Activity: Could you copy, exactly as written, every line from the first line of the records through the one containing "A k mesh can"?

• • • • •
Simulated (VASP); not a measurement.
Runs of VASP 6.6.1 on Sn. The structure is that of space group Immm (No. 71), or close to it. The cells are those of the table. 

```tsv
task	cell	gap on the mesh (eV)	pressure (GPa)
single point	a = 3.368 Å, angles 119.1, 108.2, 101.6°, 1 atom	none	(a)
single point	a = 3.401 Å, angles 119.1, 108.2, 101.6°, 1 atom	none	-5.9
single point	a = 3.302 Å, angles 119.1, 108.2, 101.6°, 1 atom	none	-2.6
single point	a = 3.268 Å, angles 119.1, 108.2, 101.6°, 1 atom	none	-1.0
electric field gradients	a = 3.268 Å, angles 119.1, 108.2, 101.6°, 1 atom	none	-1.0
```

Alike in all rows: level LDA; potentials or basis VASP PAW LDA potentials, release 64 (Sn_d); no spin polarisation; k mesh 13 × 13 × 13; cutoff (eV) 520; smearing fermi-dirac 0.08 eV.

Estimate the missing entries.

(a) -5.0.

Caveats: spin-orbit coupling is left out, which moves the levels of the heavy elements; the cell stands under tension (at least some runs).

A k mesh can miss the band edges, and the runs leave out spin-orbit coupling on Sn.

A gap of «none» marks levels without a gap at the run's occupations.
• • • • •

Your solution:
Simulated (VASP); not a measurement.
Runs of VASP 6.6.1 on Sn. The structure is that of space group Immm (No. 71), or close to it. The cells are those of the table. 

```tsv
task	cell	gap on the mesh (eV)	pressure (GPa)
single point	a = 3.368 Å, angles 119.1, 108.2, 101.6°, 1 atom	none	(a)
single point	a = 3.401 Å, angles 119.1, 108.2, 101.6°, 1 atom	none	-5.9
single point	a = 3.302 Å, angles 119.1, 108.2, 101.6°, 1 atom	none	-2.6
single point	a = 3.268 Å, angles 119.1, 108.2, 101.6°, 1 atom	none	-1.0
electric field gradients	a = 3.268 Å, angles 119.1, 108.2, 101.6°, 1 atom	none	-1.0
```

Alike in all rows: level LDA; potentials or basis VASP PAW LDA potentials, release 64 (Sn_d); no spin polarisation; k mesh 13 × 13 × 13; cutoff (eV) 520; smearing fermi-dirac 0.08 eV.

Estimate the missing entries.

(a) -5.0.

Caveats: spin-orbit coupling is left out, which moves the levels of the heavy elements; the cell stands under tension (at least some runs).

A k mesh can miss the band edges, and the runs leave out spin-orbit coupling on Sn.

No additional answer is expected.